> _Work instruction_
Each of the entries should be output exactly, with nothing left out.

Top of Study material

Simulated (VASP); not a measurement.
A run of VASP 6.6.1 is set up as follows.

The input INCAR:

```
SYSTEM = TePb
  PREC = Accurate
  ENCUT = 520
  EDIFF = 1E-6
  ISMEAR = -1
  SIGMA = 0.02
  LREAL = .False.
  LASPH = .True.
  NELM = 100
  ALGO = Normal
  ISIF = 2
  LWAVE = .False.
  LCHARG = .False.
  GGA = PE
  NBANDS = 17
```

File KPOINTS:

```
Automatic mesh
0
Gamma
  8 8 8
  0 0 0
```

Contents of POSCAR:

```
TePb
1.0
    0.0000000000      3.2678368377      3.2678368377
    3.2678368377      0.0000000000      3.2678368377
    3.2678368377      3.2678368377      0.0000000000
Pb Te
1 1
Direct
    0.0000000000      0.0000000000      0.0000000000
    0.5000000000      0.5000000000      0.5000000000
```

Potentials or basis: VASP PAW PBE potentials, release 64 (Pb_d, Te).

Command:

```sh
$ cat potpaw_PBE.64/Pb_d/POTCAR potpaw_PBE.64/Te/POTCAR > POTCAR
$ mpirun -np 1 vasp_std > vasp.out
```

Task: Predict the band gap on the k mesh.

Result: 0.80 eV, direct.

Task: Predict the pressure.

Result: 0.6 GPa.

Bottom of Study material

> _Written solution_
Simulated (VASP); not a measurement.
A run of VASP 6.6.1 is set up as follows.

The input INCAR:

```
SYSTEM = TePb
  PREC = Accurate
  ENCUT = 520
  EDIFF = 1E-6
  ISMEAR = -1
  SIGMA = 0.02
  LREAL = .False.
  LASPH = .True.
  NELM = 100
  ALGO = Normal
  ISIF = 2
  LWAVE = .False.
  LCHARG = .False.
  GGA = PE
  NBANDS = 17
```

File KPOINTS:

```
Automatic mesh
0
Gamma
  8 8 8
  0 0 0
```

Contents of POSCAR:

```
TePb
1.0
    0.0000000000      3.2678368377      3.2678368377
    3.2678368377      0.0000000000      3.2678368377
    3.2678368377      3.2678368377      0.0000000000
Pb Te
1 1
Direct
    0.0000000000      0.0000000000      0.0000000000
    0.5000000000      0.5000000000      0.5000000000
```

Potentials or basis: VASP PAW PBE potentials, release 64 (Pb_d, Te).

Command:

```sh
$ cat potpaw_PBE.64/Pb_d/POTCAR potpaw_PBE.64/Te/POTCAR > POTCAR
$ mpirun -np 1 vasp_std > vasp.out
```

Task: Predict the band gap on the k mesh.

Result: 0.80 eV, direct.

Task: Predict the pressure.

Result: 0.6 GPa.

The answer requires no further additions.